Action item: Give back exactly the lines of the data below, starting with the line that has "Method: Kohn-Sham DFT" and going on through the line that has "The structure derives".

Material shown:
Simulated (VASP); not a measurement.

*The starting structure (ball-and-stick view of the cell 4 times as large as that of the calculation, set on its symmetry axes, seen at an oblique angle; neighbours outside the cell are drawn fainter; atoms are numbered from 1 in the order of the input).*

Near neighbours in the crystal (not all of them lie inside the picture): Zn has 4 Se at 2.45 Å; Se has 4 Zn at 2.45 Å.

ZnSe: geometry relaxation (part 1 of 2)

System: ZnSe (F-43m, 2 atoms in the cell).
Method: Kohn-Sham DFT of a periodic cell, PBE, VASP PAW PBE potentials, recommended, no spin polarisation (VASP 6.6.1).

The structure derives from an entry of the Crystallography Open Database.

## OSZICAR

Written response:
Method: Kohn-Sham DFT of a periodic cell, PBE, VASP PAW PBE potentials, recommended, no spin polarisation (VASP 6.6.1).

The structure derives from an entry of the Crystallography Open Database.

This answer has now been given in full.